● **REQUIREMENT**
Give back all of the data verbatim.

● **PROVIDED MATERIAL**
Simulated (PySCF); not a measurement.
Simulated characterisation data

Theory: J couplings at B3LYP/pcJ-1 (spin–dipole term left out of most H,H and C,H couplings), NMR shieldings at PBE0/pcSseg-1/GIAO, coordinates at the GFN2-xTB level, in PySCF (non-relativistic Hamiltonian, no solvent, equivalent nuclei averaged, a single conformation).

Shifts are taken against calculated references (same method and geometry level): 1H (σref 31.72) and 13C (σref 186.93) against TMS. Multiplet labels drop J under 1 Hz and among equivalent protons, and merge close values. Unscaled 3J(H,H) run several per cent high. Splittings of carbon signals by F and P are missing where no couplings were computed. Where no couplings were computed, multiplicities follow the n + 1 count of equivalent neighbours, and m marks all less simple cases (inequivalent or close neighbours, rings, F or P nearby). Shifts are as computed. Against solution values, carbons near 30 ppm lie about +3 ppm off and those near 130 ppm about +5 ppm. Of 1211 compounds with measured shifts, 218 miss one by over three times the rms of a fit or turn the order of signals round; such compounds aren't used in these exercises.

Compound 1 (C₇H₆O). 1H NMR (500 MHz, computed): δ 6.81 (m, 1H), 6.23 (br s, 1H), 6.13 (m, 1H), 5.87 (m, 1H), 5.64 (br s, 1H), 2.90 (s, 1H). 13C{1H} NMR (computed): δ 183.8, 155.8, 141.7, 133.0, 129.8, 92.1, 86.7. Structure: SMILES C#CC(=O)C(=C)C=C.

● **YOUR RESPONSE**
Simulated (PySCF); not a measurement.
Simulated characterisation data

Theory: J couplings at B3LYP/pcJ-1 (spin–dipole term left out of most H,H and C,H couplings), NMR shieldings at PBE0/pcSseg-1/GIAO, coordinates at the GFN2-xTB level, in PySCF (non-relativistic Hamiltonian, no solvent, equivalent nuclei averaged, a single conformation).

Shifts are taken against calculated references (same method and geometry level): 1H (σref 31.72) and 13C (σref 186.93) against TMS. Multiplet labels drop J under 1 Hz and among equivalent protons, and merge close values. Unscaled 3J(H,H) run several per cent high. Splittings of carbon signals by F and P are missing where no couplings were computed. Where no couplings were computed, multiplicities follow the n + 1 count of equivalent neighbours, and m marks all less simple cases (inequivalent or close neighbours, rings, F or P nearby). Shifts are as computed. Against solution values, carbons near 30 ppm lie about +3 ppm off and those near 130 ppm about +5 ppm. Of 1211 compounds with measured shifts, 218 miss one by over three times the rms of a fit or turn the order of signals round; such compounds aren't used in these exercises.

Compound 1 (C₇H₆O). 1H NMR (500 MHz, computed): δ 6.81 (m, 1H), 6.23 (br s, 1H), 6.13 (m, 1H), 5.87 (m, 1H), 5.64 (br s, 1H), 2.90 (s, 1H). 13C{1H} NMR (computed): δ 183.8, 155.8, 141.7, 133.0, 129.8, 92.1, 86.7. Structure: SMILES C#CC(=O)C(=C)C=C.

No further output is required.